- [WORK ORDER]:
Output the opening lines of the records exactly. End with the line that contains "Q: Which two".

[[ INFORMATION SHOWN open ]]

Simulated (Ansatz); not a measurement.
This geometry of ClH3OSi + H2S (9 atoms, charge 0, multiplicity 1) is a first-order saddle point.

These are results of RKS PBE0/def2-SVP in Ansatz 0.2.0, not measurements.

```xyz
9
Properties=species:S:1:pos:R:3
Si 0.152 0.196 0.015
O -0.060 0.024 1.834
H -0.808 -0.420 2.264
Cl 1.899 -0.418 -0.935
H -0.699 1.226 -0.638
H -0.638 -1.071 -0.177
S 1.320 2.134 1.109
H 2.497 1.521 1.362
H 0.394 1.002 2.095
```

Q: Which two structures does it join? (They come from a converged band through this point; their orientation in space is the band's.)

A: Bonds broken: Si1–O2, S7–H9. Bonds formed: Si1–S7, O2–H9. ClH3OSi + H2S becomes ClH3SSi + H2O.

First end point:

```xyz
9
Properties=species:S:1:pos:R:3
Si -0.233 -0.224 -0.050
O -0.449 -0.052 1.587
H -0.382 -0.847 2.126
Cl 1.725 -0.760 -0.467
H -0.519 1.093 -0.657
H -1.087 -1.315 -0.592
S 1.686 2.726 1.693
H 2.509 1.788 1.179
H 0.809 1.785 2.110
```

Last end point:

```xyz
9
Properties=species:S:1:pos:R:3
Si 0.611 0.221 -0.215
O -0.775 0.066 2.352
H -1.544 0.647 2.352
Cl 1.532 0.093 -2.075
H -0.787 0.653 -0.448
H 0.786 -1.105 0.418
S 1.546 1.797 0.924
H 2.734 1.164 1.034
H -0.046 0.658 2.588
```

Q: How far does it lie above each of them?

[[ INFORMATION SHOWN closed ]]

- [EXPECTED ANSWER]:
Simulated (Ansatz); not a measurement.
This geometry of ClH3OSi + H2S (9 atoms, charge 0, multiplicity 1) is a first-order saddle point.

These are results of RKS PBE0/def2-SVP in Ansatz 0.2.0, not measurements.

```xyz
9
Properties=species:S:1:pos:R:3
Si 0.152 0.196 0.015
O -0.060 0.024 1.834
H -0.808 -0.420 2.264
Cl 1.899 -0.418 -0.935
H -0.699 1.226 -0.638
H -0.638 -1.071 -0.177
S 1.320 2.134 1.109
H 2.497 1.521 1.362
H 0.394 1.002 2.095
```

Q: Which two structures does it join? (They come from a converged band through this point; their orientation in space is the band's.)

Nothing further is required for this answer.